◆ **Work order**
Print the listing below from its opening line through the line holding "1/2 | 1/2 | 0 |", both ends included.

◆ **Record excerpts**
'''
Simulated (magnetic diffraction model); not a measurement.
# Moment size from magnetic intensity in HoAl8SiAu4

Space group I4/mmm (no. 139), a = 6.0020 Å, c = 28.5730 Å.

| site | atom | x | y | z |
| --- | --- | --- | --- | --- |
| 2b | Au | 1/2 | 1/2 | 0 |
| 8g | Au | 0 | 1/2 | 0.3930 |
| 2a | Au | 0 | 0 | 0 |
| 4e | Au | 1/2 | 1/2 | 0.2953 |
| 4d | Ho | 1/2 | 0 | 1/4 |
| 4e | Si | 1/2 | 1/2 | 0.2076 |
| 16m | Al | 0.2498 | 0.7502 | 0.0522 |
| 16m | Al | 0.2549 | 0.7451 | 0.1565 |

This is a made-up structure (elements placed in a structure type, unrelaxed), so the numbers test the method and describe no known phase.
'''

◆ **Task solution**
Simulated (magnetic diffraction model); not a measurement.
# Moment size from magnetic intensity in HoAl8SiAu4

Space group I4/mmm (no. 139), a = 6.0020 Å, c = 28.5730 Å.

| site | atom | x | y | z |
| --- | --- | --- | --- | --- |
| 2b | Au | 1/2 | 1/2 | 0 |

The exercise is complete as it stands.